-=-=-

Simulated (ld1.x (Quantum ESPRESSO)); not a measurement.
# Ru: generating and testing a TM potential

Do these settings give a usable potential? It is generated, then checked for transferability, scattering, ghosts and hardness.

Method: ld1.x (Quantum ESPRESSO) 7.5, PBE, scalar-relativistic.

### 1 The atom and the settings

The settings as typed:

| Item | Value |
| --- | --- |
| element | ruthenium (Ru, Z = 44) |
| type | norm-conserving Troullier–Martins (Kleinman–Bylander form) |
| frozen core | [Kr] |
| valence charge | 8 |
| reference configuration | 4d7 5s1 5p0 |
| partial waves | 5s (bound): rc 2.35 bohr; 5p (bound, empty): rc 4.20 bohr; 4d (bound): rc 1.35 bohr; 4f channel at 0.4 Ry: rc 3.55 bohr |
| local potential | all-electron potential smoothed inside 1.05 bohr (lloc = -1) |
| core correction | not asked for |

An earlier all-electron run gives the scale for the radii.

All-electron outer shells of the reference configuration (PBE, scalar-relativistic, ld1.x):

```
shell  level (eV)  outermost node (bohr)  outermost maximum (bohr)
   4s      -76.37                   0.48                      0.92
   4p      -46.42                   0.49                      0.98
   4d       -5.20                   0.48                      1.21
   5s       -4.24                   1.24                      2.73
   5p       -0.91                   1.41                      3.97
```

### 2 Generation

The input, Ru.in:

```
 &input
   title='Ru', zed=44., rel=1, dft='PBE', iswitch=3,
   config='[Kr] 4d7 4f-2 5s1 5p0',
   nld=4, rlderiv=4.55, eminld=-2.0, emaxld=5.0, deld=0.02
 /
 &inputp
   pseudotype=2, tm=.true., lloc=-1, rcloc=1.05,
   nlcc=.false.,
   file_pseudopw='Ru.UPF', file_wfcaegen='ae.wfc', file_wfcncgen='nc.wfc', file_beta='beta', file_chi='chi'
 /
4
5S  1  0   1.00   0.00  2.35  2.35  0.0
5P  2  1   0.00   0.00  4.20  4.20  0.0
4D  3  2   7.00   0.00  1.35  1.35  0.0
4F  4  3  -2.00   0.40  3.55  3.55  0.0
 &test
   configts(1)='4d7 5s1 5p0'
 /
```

-=-=-

Work instruction
Look above for the line holding "Do these settings" and the line holding "An earlier all-electron", then output exactly those two lines and every line between them, nothing more.

Task result
Do these settings give a usable potential? It is generated, then checked for transferability, scattering, ghosts and hardness.

Method: ld1.x (Quantum ESPRESSO) 7.5, PBE, scalar-relativistic.

### 1 The atom and the settings

The settings as typed:

| Item | Value |
| --- | --- |
| element | ruthenium (Ru, Z = 44) |
| type | norm-conserving Troullier–Martins (Kleinman–Bylander form) |
| frozen core | [Kr] |
| valence charge | 8 |
| reference configuration | 4d7 5s1 5p0 |
| partial waves | 5s (bound): rc 2.35 bohr; 5p (bound, empty): rc 4.20 bohr; 4d (bound): rc 1.35 bohr; 4f channel at 0.4 Ry: rc 3.55 bohr |
| local potential | all-electron potential smoothed inside 1.05 bohr (lloc = -1) |
| core correction | not asked for |

An earlier all-electron run gives the scale for the radii.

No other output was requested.